>>>
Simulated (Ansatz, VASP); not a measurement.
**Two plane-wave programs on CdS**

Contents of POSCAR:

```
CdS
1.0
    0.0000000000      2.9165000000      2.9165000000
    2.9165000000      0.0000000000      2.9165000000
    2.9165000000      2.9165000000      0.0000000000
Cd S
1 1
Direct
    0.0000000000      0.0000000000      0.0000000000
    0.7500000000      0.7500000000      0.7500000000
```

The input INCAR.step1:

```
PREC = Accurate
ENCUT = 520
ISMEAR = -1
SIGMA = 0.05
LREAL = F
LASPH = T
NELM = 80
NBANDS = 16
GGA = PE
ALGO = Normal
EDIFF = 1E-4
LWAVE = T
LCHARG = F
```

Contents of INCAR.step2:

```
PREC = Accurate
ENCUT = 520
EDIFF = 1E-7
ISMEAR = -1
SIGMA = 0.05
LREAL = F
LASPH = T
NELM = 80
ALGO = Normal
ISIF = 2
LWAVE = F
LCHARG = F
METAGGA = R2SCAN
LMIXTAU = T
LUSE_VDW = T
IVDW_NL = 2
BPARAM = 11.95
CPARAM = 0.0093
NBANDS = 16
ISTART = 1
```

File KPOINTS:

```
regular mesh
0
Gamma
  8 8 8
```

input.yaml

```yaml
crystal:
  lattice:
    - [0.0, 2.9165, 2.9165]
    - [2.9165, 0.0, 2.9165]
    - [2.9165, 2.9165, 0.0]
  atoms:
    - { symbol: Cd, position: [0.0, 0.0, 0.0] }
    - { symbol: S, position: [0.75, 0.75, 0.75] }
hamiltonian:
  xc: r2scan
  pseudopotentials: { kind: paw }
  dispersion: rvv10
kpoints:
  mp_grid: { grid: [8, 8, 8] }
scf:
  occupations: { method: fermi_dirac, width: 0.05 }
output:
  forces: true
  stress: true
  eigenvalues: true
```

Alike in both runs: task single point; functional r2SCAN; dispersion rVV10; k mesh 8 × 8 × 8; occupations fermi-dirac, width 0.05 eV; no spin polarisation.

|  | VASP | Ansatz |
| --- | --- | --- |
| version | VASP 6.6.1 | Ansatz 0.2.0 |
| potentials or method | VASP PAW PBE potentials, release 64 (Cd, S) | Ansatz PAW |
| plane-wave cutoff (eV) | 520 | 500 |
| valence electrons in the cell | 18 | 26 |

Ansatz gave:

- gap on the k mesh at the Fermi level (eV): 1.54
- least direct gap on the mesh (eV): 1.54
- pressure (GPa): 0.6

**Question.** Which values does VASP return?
<<<

◆ **Assignment**
Start at the first line of the material and transcribe each line exactly, stopping once the line containing "Alike in both" has been written.

◆ **Exercise result**
Simulated (Ansatz, VASP); not a measurement.
**Two plane-wave programs on CdS**

Contents of POSCAR:

```
CdS
1.0
    0.0000000000      2.9165000000      2.9165000000
    2.9165000000      0.0000000000      2.9165000000
    2.9165000000      2.9165000000      0.0000000000
Cd S
1 1
Direct
    0.0000000000      0.0000000000      0.0000000000
    0.7500000000      0.7500000000      0.7500000000
```

The input INCAR.step1:

```
PREC = Accurate
ENCUT = 520
ISMEAR = -1
SIGMA = 0.05
LREAL = F
LASPH = T
NELM = 80
NBANDS = 16
GGA = PE
ALGO = Normal
EDIFF = 1E-4
LWAVE = T
LCHARG = F
```

Contents of INCAR.step2:

```
PREC = Accurate
ENCUT = 520
EDIFF = 1E-7
ISMEAR = -1
SIGMA = 0.05
LREAL = F
LASPH = T
NELM = 80
ALGO = Normal
ISIF = 2
LWAVE = F
LCHARG = F
METAGGA = R2SCAN
LMIXTAU = T
LUSE_VDW = T
IVDW_NL = 2
BPARAM = 11.95
CPARAM = 0.0093
NBANDS = 16
ISTART = 1
```

File KPOINTS:

```
regular mesh
0
Gamma
  8 8 8
```

input.yaml

```yaml
crystal:
  lattice:
    - [0.0, 2.9165, 2.9165]
    - [2.9165, 0.0, 2.9165]
    - [2.9165, 2.9165, 0.0]
  atoms:
    - { symbol: Cd, position: [0.0, 0.0, 0.0] }
    - { symbol: S, position: [0.75, 0.75, 0.75] }
hamiltonian:
  xc: r2scan
  pseudopotentials: { kind: paw }
  dispersion: rvv10
kpoints:
  mp_grid: { grid: [8, 8, 8] }
scf:
  occupations: { method: fermi_dirac, width: 0.05 }
output:
  forces: true
  stress: true
  eigenvalues: true
```

Alike in both runs: task single point; functional r2SCAN; dispersion rVV10; k mesh 8 × 8 × 8; occupations fermi-dirac, width 0.05 eV; no spin polarisation.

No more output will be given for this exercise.